REQUIRED ACTION: Here are some records; return them all exactly.

PROVIDED INFORMATION:
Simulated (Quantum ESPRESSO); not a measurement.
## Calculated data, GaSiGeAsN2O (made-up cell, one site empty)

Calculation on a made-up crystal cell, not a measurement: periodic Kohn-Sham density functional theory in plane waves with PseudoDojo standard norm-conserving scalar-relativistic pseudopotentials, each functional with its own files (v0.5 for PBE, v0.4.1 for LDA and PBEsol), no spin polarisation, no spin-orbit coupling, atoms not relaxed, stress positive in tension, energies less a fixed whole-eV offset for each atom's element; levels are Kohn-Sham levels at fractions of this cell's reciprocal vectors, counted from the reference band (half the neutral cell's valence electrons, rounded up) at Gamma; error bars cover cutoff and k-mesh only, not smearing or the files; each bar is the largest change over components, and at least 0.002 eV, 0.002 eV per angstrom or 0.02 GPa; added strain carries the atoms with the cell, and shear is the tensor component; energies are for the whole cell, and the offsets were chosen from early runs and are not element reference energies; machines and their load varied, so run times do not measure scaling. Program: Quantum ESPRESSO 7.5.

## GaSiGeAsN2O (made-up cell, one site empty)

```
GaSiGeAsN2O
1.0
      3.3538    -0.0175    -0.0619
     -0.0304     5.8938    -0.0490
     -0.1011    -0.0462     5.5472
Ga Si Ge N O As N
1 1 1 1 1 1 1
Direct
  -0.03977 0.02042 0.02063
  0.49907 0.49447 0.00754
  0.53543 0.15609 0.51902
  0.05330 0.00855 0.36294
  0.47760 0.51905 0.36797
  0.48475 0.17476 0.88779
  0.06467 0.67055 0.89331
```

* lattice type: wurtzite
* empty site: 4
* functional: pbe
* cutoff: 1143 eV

EXERCISE RESULT:
Simulated (Quantum ESPRESSO); not a measurement.
## Calculated data, GaSiGeAsN2O (made-up cell, one site empty)

Calculation on a made-up crystal cell, not a measurement: periodic Kohn-Sham density functional theory in plane waves with PseudoDojo standard norm-conserving scalar-relativistic pseudopotentials, each functional with its own files (v0.5 for PBE, v0.4.1 for LDA and PBEsol), no spin polarisation, no spin-orbit coupling, atoms not relaxed, stress positive in tension, energies less a fixed whole-eV offset for each atom's element; levels are Kohn-Sham levels at fractions of this cell's reciprocal vectors, counted from the reference band (half the neutral cell's valence electrons, rounded up) at Gamma; error bars cover cutoff and k-mesh only, not smearing or the files; each bar is the largest change over components, and at least 0.002 eV, 0.002 eV per angstrom or 0.02 GPa; added strain carries the atoms with the cell, and shear is the tensor component; energies are for the whole cell, and the offsets were chosen from early runs and are not element reference energies; machines and their load varied, so run times do not measure scaling. Program: Quantum ESPRESSO 7.5.

## GaSiGeAsN2O (made-up cell, one site empty)

```
GaSiGeAsN2O
1.0
      3.3538    -0.0175    -0.0619
     -0.0304     5.8938    -0.0490
     -0.1011    -0.0462     5.5472
Ga Si Ge N O As N
1 1 1 1 1 1 1
Direct
  -0.03977 0.02042 0.02063
  0.49907 0.49447 0.00754
  0.53543 0.15609 0.51902
  0.05330 0.00855 0.36294
  0.47760 0.51905 0.36797
  0.48475 0.17476 0.88779
  0.06467 0.67055 0.89331
```

* lattice type: wurtzite
* empty site: 4
* functional: pbe
* cutoff: 1143 eV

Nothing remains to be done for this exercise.